# # # #

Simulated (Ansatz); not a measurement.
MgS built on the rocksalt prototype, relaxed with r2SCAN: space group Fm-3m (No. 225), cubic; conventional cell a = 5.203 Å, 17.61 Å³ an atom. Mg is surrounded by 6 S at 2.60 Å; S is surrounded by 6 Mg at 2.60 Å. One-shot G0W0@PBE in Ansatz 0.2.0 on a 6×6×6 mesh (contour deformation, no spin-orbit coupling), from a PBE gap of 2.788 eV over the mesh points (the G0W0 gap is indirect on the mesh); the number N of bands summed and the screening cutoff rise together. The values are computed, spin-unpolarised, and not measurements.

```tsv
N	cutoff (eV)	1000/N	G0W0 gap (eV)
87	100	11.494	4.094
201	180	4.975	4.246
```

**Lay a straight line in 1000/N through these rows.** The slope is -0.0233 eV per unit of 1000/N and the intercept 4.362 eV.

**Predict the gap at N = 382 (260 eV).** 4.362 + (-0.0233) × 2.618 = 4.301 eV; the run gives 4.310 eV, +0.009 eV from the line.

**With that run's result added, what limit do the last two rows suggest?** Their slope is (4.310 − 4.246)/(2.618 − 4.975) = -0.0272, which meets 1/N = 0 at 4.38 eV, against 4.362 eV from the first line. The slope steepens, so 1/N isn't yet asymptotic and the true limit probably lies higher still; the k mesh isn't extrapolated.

# # # #

- **WORK ITEM**: If a line comes after the one containing "from the line.", leave it out; set down every line of the data before it, and that line itself, exactly.

- **YOUR SOLUTION**:
Simulated (Ansatz); not a measurement.
MgS built on the rocksalt prototype, relaxed with r2SCAN: space group Fm-3m (No. 225), cubic; conventional cell a = 5.203 Å, 17.61 Å³ an atom. Mg is surrounded by 6 S at 2.60 Å; S is surrounded by 6 Mg at 2.60 Å. One-shot G0W0@PBE in Ansatz 0.2.0 on a 6×6×6 mesh (contour deformation, no spin-orbit coupling), from a PBE gap of 2.788 eV over the mesh points (the G0W0 gap is indirect on the mesh); the number N of bands summed and the screening cutoff rise together. The values are computed, spin-unpolarised, and not measurements.

```tsv
N	cutoff (eV)	1000/N	G0W0 gap (eV)
87	100	11.494	4.094
201	180	4.975	4.246
```

**Lay a straight line in 1000/N through these rows.** The slope is -0.0233 eV per unit of 1000/N and the intercept 4.362 eV.

**Predict the gap at N = 382 (260 eV).** 4.362 + (-0.0233) × 2.618 = 4.301 eV; the run gives 4.310 eV, +0.009 eV from the line.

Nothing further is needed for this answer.